>>>>
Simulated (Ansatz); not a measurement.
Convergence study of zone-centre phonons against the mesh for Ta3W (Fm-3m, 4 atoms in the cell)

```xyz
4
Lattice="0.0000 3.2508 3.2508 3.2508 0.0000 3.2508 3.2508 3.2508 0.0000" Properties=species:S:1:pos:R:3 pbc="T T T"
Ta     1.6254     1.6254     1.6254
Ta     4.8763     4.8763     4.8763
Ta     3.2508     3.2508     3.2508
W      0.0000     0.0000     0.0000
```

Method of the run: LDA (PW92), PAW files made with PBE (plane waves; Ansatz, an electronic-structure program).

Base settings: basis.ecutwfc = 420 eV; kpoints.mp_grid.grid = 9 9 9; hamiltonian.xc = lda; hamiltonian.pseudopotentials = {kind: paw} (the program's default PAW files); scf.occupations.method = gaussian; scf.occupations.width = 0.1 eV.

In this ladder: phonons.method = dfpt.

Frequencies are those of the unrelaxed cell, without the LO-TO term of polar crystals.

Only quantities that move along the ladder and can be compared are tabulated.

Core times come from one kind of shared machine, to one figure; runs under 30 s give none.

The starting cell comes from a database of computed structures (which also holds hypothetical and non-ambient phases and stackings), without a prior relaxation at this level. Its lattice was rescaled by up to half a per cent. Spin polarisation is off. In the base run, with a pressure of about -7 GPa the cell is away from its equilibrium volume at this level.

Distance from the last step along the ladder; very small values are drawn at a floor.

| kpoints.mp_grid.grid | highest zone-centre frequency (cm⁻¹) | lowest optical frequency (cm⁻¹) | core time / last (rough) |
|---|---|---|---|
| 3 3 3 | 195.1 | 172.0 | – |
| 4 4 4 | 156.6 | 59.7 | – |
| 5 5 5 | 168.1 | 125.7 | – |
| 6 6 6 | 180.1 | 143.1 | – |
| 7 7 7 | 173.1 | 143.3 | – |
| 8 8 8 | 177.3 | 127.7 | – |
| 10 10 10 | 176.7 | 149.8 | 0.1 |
<<<<

Reprint the data above from the opening line to the line holding "Distance from the", inclusive, and nothing else.

Simulated (Ansatz); not a measurement.
Convergence study of zone-centre phonons against the mesh for Ta3W (Fm-3m, 4 atoms in the cell)

```xyz
4
Lattice="0.0000 3.2508 3.2508 3.2508 0.0000 3.2508 3.2508 3.2508 0.0000" Properties=species:S:1:pos:R:3 pbc="T T T"
Ta     1.6254     1.6254     1.6254
Ta     4.8763     4.8763     4.8763
Ta     3.2508     3.2508     3.2508
W      0.0000     0.0000     0.0000
```

Method of the run: LDA (PW92), PAW files made with PBE (plane waves; Ansatz, an electronic-structure program).

Base settings: basis.ecutwfc = 420 eV; kpoints.mp_grid.grid = 9 9 9; hamiltonian.xc = lda; hamiltonian.pseudopotentials = {kind: paw} (the program's default PAW files); scf.occupations.method = gaussian; scf.occupations.width = 0.1 eV.

In this ladder: phonons.method = dfpt.

Frequencies are those of the unrelaxed cell, without the LO-TO term of polar crystals.

Only quantities that move along the ladder and can be compared are tabulated.

Core times come from one kind of shared machine, to one figure; runs under 30 s give none.

The starting cell comes from a database of computed structures (which also holds hypothetical and non-ambient phases and stackings), without a prior relaxation at this level. Its lattice was rescaled by up to half a per cent. Spin polarisation is off. In the base run, with a pressure of about -7 GPa the cell is away from its equilibrium volume at this level.

Distance from the last step along the ladder; very small values are drawn at a floor.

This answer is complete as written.